● **ASSIGNED TASK**
Give back every record that follows, exactly as written.

● **DATASET RECORDS**
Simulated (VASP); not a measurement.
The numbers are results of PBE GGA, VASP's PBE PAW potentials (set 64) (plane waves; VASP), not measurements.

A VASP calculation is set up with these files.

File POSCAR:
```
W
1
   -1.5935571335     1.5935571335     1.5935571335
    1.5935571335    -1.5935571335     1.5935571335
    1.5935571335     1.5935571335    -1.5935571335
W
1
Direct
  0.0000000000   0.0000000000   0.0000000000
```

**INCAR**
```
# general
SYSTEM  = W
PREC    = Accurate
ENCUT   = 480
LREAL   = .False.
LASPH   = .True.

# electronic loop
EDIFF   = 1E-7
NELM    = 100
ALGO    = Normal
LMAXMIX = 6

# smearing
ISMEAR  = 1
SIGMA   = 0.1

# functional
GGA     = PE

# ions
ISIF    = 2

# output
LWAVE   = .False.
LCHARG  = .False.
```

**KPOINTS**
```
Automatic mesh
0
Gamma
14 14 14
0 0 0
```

● **TASK ANSWER**
Simulated (VASP); not a measurement.
The numbers are results of PBE GGA, VASP's PBE PAW potentials (set 64) (plane waves; VASP), not measurements.

A VASP calculation is set up with these files.

File POSCAR:
```
W
1
   -1.5935571335     1.5935571335     1.5935571335
    1.5935571335    -1.5935571335     1.5935571335
    1.5935571335     1.5935571335    -1.5935571335
W
1
Direct
  0.0000000000   0.0000000000   0.0000000000
```

**INCAR**
```
# general
SYSTEM  = W
PREC    = Accurate
ENCUT   = 480
LREAL   = .False.
LASPH   = .True.

# electronic loop
EDIFF   = 1E-7
NELM    = 100
ALGO    = Normal
LMAXMIX = 6

# smearing
ISMEAR  = 1
SIGMA   = 0.1

# functional
GGA     = PE

# ions
ISIF    = 2

# output
LWAVE   = .False.
LCHARG  = .False.
```

**KPOINTS**
```
Automatic mesh
0
Gamma
14 14 14
0 0 0
```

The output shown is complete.